:: Record excerpts ::

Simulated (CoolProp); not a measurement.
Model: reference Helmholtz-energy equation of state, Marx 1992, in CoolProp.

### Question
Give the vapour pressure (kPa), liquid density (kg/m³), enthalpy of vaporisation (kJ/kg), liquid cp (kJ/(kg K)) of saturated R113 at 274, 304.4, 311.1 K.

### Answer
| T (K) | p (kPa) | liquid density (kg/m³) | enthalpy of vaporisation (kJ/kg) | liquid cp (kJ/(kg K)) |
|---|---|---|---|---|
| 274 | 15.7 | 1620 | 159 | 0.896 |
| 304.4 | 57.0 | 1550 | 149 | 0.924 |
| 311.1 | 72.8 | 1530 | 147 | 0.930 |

:::

= Task item =
Transcribe each line of the data above, unaltered, from the one where "Give the vapour" appears to the one where "149 | 0.924 |" appears, inclusive of both.

= Result =
Give the vapour pressure (kPa), liquid density (kg/m³), enthalpy of vaporisation (kJ/kg), liquid cp (kJ/(kg K)) of saturated R113 at 274, 304.4, 311.1 K.

### Answer
| T (K) | p (kPa) | liquid density (kg/m³) | enthalpy of vaporisation (kJ/kg) | liquid cp (kJ/(kg K)) |
|---|---|---|---|---|
| 274 | 15.7 | 1620 | 159 | 0.896 |
| 304.4 | 57.0 | 1550 | 149 | 0.924 |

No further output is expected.